WORK ITEM: Word for word, transcribe the data below.

•••••

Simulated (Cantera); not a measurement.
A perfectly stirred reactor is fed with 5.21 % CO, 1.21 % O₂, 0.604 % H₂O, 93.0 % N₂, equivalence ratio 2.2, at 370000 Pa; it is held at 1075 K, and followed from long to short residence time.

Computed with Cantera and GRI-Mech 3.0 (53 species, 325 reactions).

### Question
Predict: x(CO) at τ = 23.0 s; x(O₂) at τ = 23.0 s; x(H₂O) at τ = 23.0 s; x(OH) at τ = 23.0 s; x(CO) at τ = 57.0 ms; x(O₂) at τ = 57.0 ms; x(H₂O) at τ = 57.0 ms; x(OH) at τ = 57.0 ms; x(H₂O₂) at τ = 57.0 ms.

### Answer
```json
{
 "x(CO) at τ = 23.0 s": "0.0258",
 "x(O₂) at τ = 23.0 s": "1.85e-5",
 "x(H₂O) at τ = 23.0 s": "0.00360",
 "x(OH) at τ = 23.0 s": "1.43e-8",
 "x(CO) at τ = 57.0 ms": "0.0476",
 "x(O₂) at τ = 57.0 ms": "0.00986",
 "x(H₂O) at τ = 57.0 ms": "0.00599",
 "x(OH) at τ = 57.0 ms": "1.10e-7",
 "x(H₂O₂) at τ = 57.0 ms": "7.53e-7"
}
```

•••••

RESULT:
Simulated (Cantera); not a measurement.
A perfectly stirred reactor is fed with 5.21 % CO, 1.21 % O₂, 0.604 % H₂O, 93.0 % N₂, equivalence ratio 2.2, at 370000 Pa; it is held at 1075 K, and followed from long to short residence time.

Computed with Cantera and GRI-Mech 3.0 (53 species, 325 reactions).

### Question
Predict: x(CO) at τ = 23.0 s; x(O₂) at τ = 23.0 s; x(H₂O) at τ = 23.0 s; x(OH) at τ = 23.0 s; x(CO) at τ = 57.0 ms; x(O₂) at τ = 57.0 ms; x(H₂O) at τ = 57.0 ms; x(OH) at τ = 57.0 ms; x(H₂O₂) at τ = 57.0 ms.

### Answer
```json
{
 "x(CO) at τ = 23.0 s": "0.0258",
 "x(O₂) at τ = 23.0 s": "1.85e-5",
 "x(H₂O) at τ = 23.0 s": "0.00360",
 "x(OH) at τ = 23.0 s": "1.43e-8",
 "x(CO) at τ = 57.0 ms": "0.0476",
 "x(O₂) at τ = 57.0 ms": "0.00986",
 "x(H₂O) at τ = 57.0 ms": "0.00599",
 "x(OH) at τ = 57.0 ms": "1.10e-7",
 "x(H₂O₂) at τ = 57.0 ms": "7.53e-7"
}
```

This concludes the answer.